● MATERIAL PROVIDED:
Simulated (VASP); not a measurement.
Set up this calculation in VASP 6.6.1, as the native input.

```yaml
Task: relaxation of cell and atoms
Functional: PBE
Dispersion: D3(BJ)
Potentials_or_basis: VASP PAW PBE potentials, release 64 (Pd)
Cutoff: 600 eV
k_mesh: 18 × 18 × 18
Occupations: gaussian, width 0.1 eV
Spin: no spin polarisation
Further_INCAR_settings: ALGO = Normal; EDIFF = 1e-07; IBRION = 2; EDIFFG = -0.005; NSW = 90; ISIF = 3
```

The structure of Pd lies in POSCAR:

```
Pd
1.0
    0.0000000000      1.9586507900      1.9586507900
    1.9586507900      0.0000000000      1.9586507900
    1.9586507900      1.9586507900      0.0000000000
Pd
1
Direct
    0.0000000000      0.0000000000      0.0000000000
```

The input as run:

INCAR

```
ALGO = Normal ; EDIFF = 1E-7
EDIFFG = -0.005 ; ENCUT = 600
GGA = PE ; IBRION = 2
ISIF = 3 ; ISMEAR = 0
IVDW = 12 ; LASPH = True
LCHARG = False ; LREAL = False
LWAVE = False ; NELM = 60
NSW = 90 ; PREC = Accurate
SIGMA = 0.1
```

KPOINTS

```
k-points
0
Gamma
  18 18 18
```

● REQUIRED ACTION:
Take the lines above and print them exactly.

● WRITTEN REPLY:
Simulated (VASP); not a measurement.
Set up this calculation in VASP 6.6.1, as the native input.

```yaml
Task: relaxation of cell and atoms
Functional: PBE
Dispersion: D3(BJ)
Potentials_or_basis: VASP PAW PBE potentials, release 64 (Pd)
Cutoff: 600 eV
k_mesh: 18 × 18 × 18
Occupations: gaussian, width 0.1 eV
Spin: no spin polarisation
Further_INCAR_settings: ALGO = Normal; EDIFF = 1e-07; IBRION = 2; EDIFFG = -0.005; NSW = 90; ISIF = 3
```

The structure of Pd lies in POSCAR:

```
Pd
1.0
    0.0000000000      1.9586507900      1.9586507900
    1.9586507900      0.0000000000      1.9586507900
    1.9586507900      1.9586507900      0.0000000000
Pd
1
Direct
    0.0000000000      0.0000000000      0.0000000000
```

The input as run:

INCAR

```
ALGO = Normal ; EDIFF = 1E-7
EDIFFG = -0.005 ; ENCUT = 600
GGA = PE ; IBRION = 2
ISIF = 3 ; ISMEAR = 0
IVDW = 12 ; LASPH = True
LCHARG = False ; LREAL = False
LWAVE = False ; NELM = 60
NSW = 90 ; PREC = Accurate
SIGMA = 0.1
```

KPOINTS

```
k-points
0
Gamma
  18 18 18
```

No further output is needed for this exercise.